= = = =

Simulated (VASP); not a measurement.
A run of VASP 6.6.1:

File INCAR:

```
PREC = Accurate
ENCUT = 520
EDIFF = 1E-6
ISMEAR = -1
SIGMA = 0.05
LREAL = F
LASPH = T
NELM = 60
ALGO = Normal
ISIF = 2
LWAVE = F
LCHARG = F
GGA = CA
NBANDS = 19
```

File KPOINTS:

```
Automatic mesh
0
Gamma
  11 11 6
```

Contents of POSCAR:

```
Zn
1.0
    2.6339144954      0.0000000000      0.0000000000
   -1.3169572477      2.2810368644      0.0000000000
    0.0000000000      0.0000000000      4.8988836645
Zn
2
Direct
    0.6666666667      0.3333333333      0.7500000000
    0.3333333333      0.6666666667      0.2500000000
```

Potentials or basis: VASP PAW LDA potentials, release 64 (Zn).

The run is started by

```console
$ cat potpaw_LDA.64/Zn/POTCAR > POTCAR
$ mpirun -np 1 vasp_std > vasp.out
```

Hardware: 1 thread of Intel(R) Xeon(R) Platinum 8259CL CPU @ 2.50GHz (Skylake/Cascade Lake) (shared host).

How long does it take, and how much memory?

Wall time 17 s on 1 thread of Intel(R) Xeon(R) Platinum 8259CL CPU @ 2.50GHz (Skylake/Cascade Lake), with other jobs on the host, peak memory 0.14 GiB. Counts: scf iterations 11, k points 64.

= = = =

[ASSIGNED TASK] Leave out every line above except those from the line with "Potentials or basis: VASP" up to and including the line with "How long does it take, and how much memory?", and copy those exactly.

[EXERCISE OUTPUT]
Potentials or basis: VASP PAW LDA potentials, release 64 (Zn).

The run is started by

```console
$ cat potpaw_LDA.64/Zn/POTCAR > POTCAR
$ mpirun -np 1 vasp_std > vasp.out
```

Hardware: 1 thread of Intel(R) Xeon(R) Platinum 8259CL CPU @ 2.50GHz (Skylake/Cascade Lake) (shared host).

How long does it take, and how much memory?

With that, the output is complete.